:: REQUIRED ACTION ::
Set down, exactly as written, every line from the top of the records below to the line containing "The geometry comes", both ends included, and no others.

:: DATA UNDER STUDY ::
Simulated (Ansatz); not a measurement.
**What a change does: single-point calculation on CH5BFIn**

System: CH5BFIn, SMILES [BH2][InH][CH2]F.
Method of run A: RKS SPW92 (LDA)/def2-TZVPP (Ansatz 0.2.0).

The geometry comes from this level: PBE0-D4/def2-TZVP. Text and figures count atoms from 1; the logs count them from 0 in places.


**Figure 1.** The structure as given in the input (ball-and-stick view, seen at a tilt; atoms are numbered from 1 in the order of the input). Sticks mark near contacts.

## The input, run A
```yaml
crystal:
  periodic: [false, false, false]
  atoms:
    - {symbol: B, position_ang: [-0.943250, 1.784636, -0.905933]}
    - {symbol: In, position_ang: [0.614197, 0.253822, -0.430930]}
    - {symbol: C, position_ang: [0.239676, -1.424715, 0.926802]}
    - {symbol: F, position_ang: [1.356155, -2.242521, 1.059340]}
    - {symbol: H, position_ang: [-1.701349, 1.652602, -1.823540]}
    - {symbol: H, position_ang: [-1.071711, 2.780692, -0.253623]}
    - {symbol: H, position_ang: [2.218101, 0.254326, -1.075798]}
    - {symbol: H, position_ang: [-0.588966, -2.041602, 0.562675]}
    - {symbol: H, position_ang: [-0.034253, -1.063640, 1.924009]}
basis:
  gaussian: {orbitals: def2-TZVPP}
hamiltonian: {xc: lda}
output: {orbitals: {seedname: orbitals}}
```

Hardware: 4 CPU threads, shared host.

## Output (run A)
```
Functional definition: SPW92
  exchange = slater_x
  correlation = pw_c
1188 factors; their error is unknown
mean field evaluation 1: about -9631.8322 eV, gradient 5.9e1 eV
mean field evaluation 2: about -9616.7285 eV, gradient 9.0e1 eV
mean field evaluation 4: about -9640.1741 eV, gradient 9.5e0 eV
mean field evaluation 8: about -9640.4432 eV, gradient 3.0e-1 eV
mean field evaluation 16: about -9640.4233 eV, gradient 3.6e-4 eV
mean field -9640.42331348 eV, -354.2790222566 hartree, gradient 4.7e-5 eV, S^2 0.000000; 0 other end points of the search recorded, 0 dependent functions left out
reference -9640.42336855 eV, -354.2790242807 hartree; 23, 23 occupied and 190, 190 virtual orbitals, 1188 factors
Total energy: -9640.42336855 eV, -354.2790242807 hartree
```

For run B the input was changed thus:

:: TASK OUTPUT ::
Simulated (Ansatz); not a measurement.
**What a change does: single-point calculation on CH5BFIn**

System: CH5BFIn, SMILES [BH2][InH][CH2]F.
Method of run A: RKS SPW92 (LDA)/def2-TZVPP (Ansatz 0.2.0).

The geometry comes from this level: PBE0-D4/def2-TZVP. Text and figures count atoms from 1; the logs count them from 0 in places.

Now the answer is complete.